### EXERCISE
Reproduce the opening lines of the records exactly, up to and including the line in which "VASP's potentials hold" occurs.

### MATERIAL SHOWN
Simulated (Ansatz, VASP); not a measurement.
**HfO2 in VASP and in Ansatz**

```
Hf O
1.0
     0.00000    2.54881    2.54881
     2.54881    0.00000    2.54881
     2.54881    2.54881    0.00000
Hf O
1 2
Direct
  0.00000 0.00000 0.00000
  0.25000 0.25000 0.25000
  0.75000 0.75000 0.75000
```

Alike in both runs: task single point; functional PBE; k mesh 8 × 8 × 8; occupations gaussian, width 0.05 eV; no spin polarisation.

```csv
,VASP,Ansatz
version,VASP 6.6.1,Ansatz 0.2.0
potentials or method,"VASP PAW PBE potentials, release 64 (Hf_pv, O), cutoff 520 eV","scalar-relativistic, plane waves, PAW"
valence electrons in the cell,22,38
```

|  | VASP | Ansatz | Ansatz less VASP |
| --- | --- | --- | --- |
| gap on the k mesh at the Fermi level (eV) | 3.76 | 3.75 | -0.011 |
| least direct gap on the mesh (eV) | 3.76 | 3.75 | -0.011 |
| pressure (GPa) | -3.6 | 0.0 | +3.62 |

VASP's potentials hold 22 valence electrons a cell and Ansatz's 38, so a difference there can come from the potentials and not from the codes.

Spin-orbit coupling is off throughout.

### RESULT
Simulated (Ansatz, VASP); not a measurement.
**HfO2 in VASP and in Ansatz**

```
Hf O
1.0
     0.00000    2.54881    2.54881
     2.54881    0.00000    2.54881
     2.54881    2.54881    0.00000
Hf O
1 2
Direct
  0.00000 0.00000 0.00000
  0.25000 0.25000 0.25000
  0.75000 0.75000 0.75000
```

Alike in both runs: task single point; functional PBE; k mesh 8 × 8 × 8; occupations gaussian, width 0.05 eV; no spin polarisation.

```csv
,VASP,Ansatz
version,VASP 6.6.1,Ansatz 0.2.0
potentials or method,"VASP PAW PBE potentials, release 64 (Hf_pv, O), cutoff 520 eV","scalar-relativistic, plane waves, PAW"
valence electrons in the cell,22,38
```

|  | VASP | Ansatz | Ansatz less VASP |
| --- | --- | --- | --- |
| gap on the k mesh at the Fermi level (eV) | 3.76 | 3.75 | -0.011 |
| least direct gap on the mesh (eV) | 3.76 | 3.75 | -0.011 |
| pressure (GPa) | -3.6 | 0.0 | +3.62 |

VASP's potentials hold 22 valence electrons a cell and Ansatz's 38, so a difference there can come from the potentials and not from the codes.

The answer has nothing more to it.